### DATASET RECORDS ###

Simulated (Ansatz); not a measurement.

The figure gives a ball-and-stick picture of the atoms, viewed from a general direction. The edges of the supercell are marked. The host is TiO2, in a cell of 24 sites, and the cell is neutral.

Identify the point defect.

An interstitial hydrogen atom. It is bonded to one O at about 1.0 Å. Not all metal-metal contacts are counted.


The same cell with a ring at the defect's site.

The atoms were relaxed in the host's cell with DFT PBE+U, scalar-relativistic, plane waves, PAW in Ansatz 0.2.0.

###

WORK ORDER: The reply should hold only the lines from the beginning of the listing to the line with "The same cell", both ends included, unchanged.

TASK SOLUTION:
Simulated (Ansatz); not a measurement.

The figure gives a ball-and-stick picture of the atoms, viewed from a general direction. The edges of the supercell are marked. The host is TiO2, in a cell of 24 sites, and the cell is neutral.

Identify the point defect.

An interstitial hydrogen atom. It is bonded to one O at about 1.0 Å. Not all metal-metal contacts are counted.


The same cell with a ring at the defect's site.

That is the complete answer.